= Beginning of Section =

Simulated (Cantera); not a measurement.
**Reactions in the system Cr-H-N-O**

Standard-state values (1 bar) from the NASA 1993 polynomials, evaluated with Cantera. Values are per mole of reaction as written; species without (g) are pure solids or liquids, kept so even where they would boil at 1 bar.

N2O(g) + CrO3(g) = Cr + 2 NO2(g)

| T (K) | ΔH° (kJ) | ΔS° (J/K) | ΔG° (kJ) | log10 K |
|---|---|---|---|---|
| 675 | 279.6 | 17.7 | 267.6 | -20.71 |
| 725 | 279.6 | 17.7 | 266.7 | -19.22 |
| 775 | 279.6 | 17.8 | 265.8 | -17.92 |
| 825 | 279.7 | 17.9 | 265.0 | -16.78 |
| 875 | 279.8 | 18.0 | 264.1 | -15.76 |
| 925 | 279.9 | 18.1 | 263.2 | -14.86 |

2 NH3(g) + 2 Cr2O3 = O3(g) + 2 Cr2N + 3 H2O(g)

= End of Section =

Work item: Give back every entry, word for word.

Expected answer:
Simulated (Cantera); not a measurement.
**Reactions in the system Cr-H-N-O**

Standard-state values (1 bar) from the NASA 1993 polynomials, evaluated with Cantera. Values are per mole of reaction as written; species without (g) are pure solids or liquids, kept so even where they would boil at 1 bar.

N2O(g) + CrO3(g) = Cr + 2 NO2(g)

| T (K) | ΔH° (kJ) | ΔS° (J/K) | ΔG° (kJ) | log10 K |
|---|---|---|---|---|
| 675 | 279.6 | 17.7 | 267.6 | -20.71 |
| 725 | 279.6 | 17.7 | 266.7 | -19.22 |
| 775 | 279.6 | 17.8 | 265.8 | -17.92 |
| 825 | 279.7 | 17.9 | 265.0 | -16.78 |
| 875 | 279.8 | 18.0 | 264.1 | -15.76 |
| 925 | 279.9 | 18.1 | 263.2 | -14.86 |

2 NH3(g) + 2 Cr2O3 = O3(g) + 2 Cr2N + 3 H2O(g)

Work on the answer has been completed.